» **Information given**
++++++++++

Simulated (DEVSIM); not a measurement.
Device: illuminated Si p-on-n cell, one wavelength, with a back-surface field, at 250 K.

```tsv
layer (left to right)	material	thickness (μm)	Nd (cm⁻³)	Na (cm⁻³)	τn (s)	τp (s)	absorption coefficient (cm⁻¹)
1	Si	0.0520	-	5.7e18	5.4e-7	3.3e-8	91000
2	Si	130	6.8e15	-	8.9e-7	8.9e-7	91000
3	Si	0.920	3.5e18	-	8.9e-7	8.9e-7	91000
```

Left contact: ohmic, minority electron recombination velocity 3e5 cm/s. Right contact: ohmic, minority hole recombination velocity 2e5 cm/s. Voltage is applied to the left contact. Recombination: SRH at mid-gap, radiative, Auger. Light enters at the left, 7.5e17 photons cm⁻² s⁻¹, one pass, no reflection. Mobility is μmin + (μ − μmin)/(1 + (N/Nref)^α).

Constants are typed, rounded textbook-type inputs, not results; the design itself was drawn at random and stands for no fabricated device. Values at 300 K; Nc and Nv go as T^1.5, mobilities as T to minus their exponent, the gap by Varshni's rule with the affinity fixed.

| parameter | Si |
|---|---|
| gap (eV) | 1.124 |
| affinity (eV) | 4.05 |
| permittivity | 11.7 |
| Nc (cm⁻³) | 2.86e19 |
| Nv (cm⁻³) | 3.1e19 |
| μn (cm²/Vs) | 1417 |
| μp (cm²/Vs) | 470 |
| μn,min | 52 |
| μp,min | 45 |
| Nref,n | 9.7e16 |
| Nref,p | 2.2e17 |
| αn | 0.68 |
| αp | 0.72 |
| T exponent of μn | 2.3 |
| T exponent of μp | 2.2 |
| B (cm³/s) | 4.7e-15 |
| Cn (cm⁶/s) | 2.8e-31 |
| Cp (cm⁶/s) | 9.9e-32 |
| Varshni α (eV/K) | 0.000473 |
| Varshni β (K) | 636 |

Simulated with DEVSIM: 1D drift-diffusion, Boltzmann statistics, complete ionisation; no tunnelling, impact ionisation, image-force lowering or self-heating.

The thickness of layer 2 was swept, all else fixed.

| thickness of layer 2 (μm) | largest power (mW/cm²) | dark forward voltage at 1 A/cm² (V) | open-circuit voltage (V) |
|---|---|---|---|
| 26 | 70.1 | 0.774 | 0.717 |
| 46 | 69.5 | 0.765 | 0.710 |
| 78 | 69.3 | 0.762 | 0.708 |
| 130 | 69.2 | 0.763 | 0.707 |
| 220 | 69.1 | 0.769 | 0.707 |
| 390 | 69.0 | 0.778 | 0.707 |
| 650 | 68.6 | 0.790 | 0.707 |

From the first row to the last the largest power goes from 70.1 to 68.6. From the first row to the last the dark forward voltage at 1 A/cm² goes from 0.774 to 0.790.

++++++++++

» **Action item**
Beginning of the records through the line with "Left contact: ohmic, minority": return that span exactly and stop there.

» **Answer section**
Simulated (DEVSIM); not a measurement.
Device: illuminated Si p-on-n cell, one wavelength, with a back-surface field, at 250 K.

```tsv
layer (left to right)	material	thickness (μm)	Nd (cm⁻³)	Na (cm⁻³)	τn (s)	τp (s)	absorption coefficient (cm⁻¹)
1	Si	0.0520	-	5.7e18	5.4e-7	3.3e-8	91000
2	Si	130	6.8e15	-	8.9e-7	8.9e-7	91000
3	Si	0.920	3.5e18	-	8.9e-7	8.9e-7	91000
```

Left contact: ohmic, minority electron recombination velocity 3e5 cm/s. Right contact: ohmic, minority hole recombination velocity 2e5 cm/s. Voltage is applied to the left contact. Recombination: SRH at mid-gap, radiative, Auger. Light enters at the left, 7.5e17 photons cm⁻² s⁻¹, one pass, no reflection. Mobility is μmin + (μ − μmin)/(1 + (N/Nref)^α).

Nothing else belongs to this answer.